___ Provided records

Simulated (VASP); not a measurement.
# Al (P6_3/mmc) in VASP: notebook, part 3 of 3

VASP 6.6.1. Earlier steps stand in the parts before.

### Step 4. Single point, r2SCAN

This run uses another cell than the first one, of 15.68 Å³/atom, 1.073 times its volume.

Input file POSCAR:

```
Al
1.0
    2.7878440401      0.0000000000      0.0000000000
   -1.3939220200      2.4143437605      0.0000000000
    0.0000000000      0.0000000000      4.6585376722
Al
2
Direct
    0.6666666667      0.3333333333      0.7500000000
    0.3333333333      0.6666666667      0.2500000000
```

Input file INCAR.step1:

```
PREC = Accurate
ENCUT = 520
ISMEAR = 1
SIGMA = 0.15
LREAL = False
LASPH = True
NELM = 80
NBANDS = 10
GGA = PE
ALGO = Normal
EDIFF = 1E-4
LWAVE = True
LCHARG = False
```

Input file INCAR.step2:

______

**Brief**
Retype the material precisely, leaving out no line.

**Answer area**
Simulated (VASP); not a measurement.
# Al (P6_3/mmc) in VASP: notebook, part 3 of 3

VASP 6.6.1. Earlier steps stand in the parts before.

### Step 4. Single point, r2SCAN

This run uses another cell than the first one, of 15.68 Å³/atom, 1.073 times its volume.

Input file POSCAR:

```
Al
1.0
    2.7878440401      0.0000000000      0.0000000000
   -1.3939220200      2.4143437605      0.0000000000
    0.0000000000      0.0000000000      4.6585376722
Al
2
Direct
    0.6666666667      0.3333333333      0.7500000000
    0.3333333333      0.6666666667      0.2500000000
```

Input file INCAR.step1:

```
PREC = Accurate
ENCUT = 520
ISMEAR = 1
SIGMA = 0.15
LREAL = False
LASPH = True
NELM = 80
NBANDS = 10
GGA = PE
ALGO = Normal
EDIFF = 1E-4
LWAVE = True
LCHARG = False
```

Input file INCAR.step2:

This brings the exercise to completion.